• • • • •
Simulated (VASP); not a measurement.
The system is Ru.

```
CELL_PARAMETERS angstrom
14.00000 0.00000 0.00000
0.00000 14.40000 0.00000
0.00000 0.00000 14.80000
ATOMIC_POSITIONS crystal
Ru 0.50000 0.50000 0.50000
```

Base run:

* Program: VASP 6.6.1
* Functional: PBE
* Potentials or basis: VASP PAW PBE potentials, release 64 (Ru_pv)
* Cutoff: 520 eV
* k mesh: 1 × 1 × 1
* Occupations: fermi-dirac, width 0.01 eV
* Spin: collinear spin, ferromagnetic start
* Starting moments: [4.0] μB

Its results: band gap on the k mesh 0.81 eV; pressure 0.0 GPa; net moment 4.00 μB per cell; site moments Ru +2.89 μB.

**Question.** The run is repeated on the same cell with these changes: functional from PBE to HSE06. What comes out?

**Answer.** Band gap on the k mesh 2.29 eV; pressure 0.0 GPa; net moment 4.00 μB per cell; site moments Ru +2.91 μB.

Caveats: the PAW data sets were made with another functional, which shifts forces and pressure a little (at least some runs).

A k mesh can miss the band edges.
• • • • •

▶ _Assigned task_:
Please retype the listing word for word, from its first line through the line containing "Caveats: the PAW", and add nothing else.

▶ _Written response_:
Simulated (VASP); not a measurement.
The system is Ru.

```
CELL_PARAMETERS angstrom
14.00000 0.00000 0.00000
0.00000 14.40000 0.00000
0.00000 0.00000 14.80000
ATOMIC_POSITIONS crystal
Ru 0.50000 0.50000 0.50000
```

Base run:

* Program: VASP 6.6.1
* Functional: PBE
* Potentials or basis: VASP PAW PBE potentials, release 64 (Ru_pv)
* Cutoff: 520 eV
* k mesh: 1 × 1 × 1
* Occupations: fermi-dirac, width 0.01 eV
* Spin: collinear spin, ferromagnetic start
* Starting moments: [4.0] μB

Its results: band gap on the k mesh 0.81 eV; pressure 0.0 GPa; net moment 4.00 μB per cell; site moments Ru +2.89 μB.

**Question.** The run is repeated on the same cell with these changes: functional from PBE to HSE06. What comes out?

**Answer.** Band gap on the k mesh 2.29 eV; pressure 0.0 GPa; net moment 4.00 μB per cell; site moments Ru +2.91 μB.

Caveats: the PAW data sets were made with another functional, which shifts forces and pressure a little (at least some runs).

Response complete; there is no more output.